# Listed entries
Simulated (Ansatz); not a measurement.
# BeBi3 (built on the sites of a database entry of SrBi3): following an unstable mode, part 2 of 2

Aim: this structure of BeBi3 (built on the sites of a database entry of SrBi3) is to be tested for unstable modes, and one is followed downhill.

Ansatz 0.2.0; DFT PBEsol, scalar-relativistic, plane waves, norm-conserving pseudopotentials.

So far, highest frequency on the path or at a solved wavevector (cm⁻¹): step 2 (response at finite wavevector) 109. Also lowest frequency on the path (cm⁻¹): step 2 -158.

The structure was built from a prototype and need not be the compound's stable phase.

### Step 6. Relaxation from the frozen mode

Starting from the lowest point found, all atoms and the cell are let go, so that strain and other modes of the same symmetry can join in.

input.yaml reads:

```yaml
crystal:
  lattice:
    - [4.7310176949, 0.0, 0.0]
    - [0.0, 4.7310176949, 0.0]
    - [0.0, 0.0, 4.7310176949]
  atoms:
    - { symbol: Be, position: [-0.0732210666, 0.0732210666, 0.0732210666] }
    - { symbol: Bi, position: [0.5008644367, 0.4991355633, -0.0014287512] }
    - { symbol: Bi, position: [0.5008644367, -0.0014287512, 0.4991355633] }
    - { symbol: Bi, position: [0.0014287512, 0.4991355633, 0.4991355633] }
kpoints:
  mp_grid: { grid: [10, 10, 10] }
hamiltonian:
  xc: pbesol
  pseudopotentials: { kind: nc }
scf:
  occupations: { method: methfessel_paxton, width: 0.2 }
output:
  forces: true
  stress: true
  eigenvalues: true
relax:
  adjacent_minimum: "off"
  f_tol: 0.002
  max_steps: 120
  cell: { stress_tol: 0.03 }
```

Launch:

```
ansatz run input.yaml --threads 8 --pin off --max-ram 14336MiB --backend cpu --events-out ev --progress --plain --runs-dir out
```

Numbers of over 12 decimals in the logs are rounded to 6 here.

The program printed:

# Work task
Once the line containing "Numbers of over" has been retyped, stop. Begin at the first line of the material and reproduce every line up to it exactly.

# Task answer
Simulated (Ansatz); not a measurement.
# BeBi3 (built on the sites of a database entry of SrBi3): following an unstable mode, part 2 of 2

Aim: this structure of BeBi3 (built on the sites of a database entry of SrBi3) is to be tested for unstable modes, and one is followed downhill.

Ansatz 0.2.0; DFT PBEsol, scalar-relativistic, plane waves, norm-conserving pseudopotentials.

So far, highest frequency on the path or at a solved wavevector (cm⁻¹): step 2 (response at finite wavevector) 109. Also lowest frequency on the path (cm⁻¹): step 2 -158.

The structure was built from a prototype and need not be the compound's stable phase.

### Step 6. Relaxation from the frozen mode

Starting from the lowest point found, all atoms and the cell are let go, so that strain and other modes of the same symmetry can join in.

input.yaml reads:

```yaml
crystal:
  lattice:
    - [4.7310176949, 0.0, 0.0]
    - [0.0, 4.7310176949, 0.0]
    - [0.0, 0.0, 4.7310176949]
  atoms:
    - { symbol: Be, position: [-0.0732210666, 0.0732210666, 0.0732210666] }
    - { symbol: Bi, position: [0.5008644367, 0.4991355633, -0.0014287512] }
    - { symbol: Bi, position: [0.5008644367, -0.0014287512, 0.4991355633] }
    - { symbol: Bi, position: [0.0014287512, 0.4991355633, 0.4991355633] }
kpoints:
  mp_grid: { grid: [10, 10, 10] }
hamiltonian:
  xc: pbesol
  pseudopotentials: { kind: nc }
scf:
  occupations: { method: methfessel_paxton, width: 0.2 }
output:
  forces: true
  stress: true
  eigenvalues: true
relax:
  adjacent_minimum: "off"
  f_tol: 0.002
  max_steps: 120
  cell: { stress_tol: 0.03 }
```

Launch:

```
ansatz run input.yaml --threads 8 --pin off --max-ram 14336MiB --backend cpu --events-out ev --progress --plain --runs-dir out
```

Numbers of over 12 decimals in the logs are rounded to 6 here.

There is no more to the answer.